_Work instruction_
Please reproduce exactly the lines that begin the listing below, up to and including the line where "The dipole components" occurs.

===============
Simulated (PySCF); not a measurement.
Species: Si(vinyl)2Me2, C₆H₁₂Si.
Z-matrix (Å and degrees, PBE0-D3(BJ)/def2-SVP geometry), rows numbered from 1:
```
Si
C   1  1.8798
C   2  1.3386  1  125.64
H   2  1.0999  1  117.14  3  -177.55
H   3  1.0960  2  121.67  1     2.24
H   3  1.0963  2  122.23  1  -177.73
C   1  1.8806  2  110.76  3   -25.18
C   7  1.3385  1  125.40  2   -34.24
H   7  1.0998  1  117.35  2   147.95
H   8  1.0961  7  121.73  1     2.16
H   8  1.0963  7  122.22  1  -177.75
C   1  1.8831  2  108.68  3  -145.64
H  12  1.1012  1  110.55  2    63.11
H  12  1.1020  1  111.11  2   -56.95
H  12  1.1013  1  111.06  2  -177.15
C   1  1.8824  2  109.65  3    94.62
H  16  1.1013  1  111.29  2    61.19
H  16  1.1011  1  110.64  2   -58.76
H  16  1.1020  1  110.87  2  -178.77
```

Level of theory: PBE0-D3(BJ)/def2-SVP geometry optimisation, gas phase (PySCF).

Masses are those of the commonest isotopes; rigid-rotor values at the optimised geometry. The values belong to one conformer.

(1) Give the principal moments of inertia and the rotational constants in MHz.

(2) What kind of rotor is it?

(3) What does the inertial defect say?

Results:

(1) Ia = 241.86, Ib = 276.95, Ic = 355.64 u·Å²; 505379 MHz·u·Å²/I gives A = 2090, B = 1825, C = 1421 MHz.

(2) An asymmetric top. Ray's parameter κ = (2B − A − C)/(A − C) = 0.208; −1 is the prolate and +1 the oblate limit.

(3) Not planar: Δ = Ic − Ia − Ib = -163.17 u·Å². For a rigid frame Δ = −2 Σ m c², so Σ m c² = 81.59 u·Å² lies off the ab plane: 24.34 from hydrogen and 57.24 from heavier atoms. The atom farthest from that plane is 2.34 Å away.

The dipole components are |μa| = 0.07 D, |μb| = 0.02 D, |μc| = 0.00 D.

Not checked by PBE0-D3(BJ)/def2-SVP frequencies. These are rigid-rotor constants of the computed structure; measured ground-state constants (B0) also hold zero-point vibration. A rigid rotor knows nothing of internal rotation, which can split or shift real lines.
===============

_Written solution_
Simulated (PySCF); not a measurement.
Species: Si(vinyl)2Me2, C₆H₁₂Si.
Z-matrix (Å and degrees, PBE0-D3(BJ)/def2-SVP geometry), rows numbered from 1:
```
Si
C   1  1.8798
C   2  1.3386  1  125.64
H   2  1.0999  1  117.14  3  -177.55
H   3  1.0960  2  121.67  1     2.24
H   3  1.0963  2  122.23  1  -177.73
C   1  1.8806  2  110.76  3   -25.18
C   7  1.3385  1  125.40  2   -34.24
H   7  1.0998  1  117.35  2   147.95
H   8  1.0961  7  121.73  1     2.16
H   8  1.0963  7  122.22  1  -177.75
C   1  1.8831  2  108.68  3  -145.64
H  12  1.1012  1  110.55  2    63.11
H  12  1.1020  1  111.11  2   -56.95
H  12  1.1013  1  111.06  2  -177.15
C   1  1.8824  2  109.65  3    94.62
H  16  1.1013  1  111.29  2    61.19
H  16  1.1011  1  110.64  2   -58.76
H  16  1.1020  1  110.87  2  -178.77
```

Level of theory: PBE0-D3(BJ)/def2-SVP geometry optimisation, gas phase (PySCF).

Masses are those of the commonest isotopes; rigid-rotor values at the optimised geometry. The values belong to one conformer.

(1) Give the principal moments of inertia and the rotational constants in MHz.

(2) What kind of rotor is it?

(3) What does the inertial defect say?

Results:

(1) Ia = 241.86, Ib = 276.95, Ic = 355.64 u·Å²; 505379 MHz·u·Å²/I gives A = 2090, B = 1825, C = 1421 MHz.

(2) An asymmetric top. Ray's parameter κ = (2B − A − C)/(A − C) = 0.208; −1 is the prolate and +1 the oblate limit.

(3) Not planar: Δ = Ic − Ia − Ib = -163.17 u·Å². For a rigid frame Δ = −2 Σ m c², so Σ m c² = 81.59 u·Å² lies off the ab plane: 24.34 from hydrogen and 57.24 from heavier atoms. The atom farthest from that plane is 2.34 Å away.

The dipole components are |μa| = 0.07 D, |μb| = 0.02 D, |μc| = 0.00 D.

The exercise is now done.